BEGIN Source data
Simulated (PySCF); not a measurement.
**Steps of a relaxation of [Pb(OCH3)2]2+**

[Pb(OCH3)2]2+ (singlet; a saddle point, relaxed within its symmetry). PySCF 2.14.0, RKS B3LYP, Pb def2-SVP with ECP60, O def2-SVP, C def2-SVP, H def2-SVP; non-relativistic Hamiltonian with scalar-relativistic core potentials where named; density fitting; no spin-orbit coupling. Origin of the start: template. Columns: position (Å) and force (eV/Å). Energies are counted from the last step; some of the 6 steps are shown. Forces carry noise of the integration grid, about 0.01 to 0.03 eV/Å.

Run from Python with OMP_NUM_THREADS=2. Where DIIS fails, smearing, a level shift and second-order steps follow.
END Source data

Activity → Transcribe the material so that every line matches the original exactly.

Solution →
Simulated (PySCF); not a measurement.
**Steps of a relaxation of [Pb(OCH3)2]2+**

[Pb(OCH3)2]2+ (singlet; a saddle point, relaxed within its symmetry). PySCF 2.14.0, RKS B3LYP, Pb def2-SVP with ECP60, O def2-SVP, C def2-SVP, H def2-SVP; non-relativistic Hamiltonian with scalar-relativistic core potentials where named; density fitting; no spin-orbit coupling. Origin of the start: template. Columns: position (Å) and force (eV/Å). Energies are counted from the last step; some of the 6 steps are shown. Forces carry noise of the integration grid, about 0.01 to 0.03 eV/Å.

Run from Python with OMP_NUM_THREADS=2. Where DIIS fails, smearing, a level shift and second-order steps follow.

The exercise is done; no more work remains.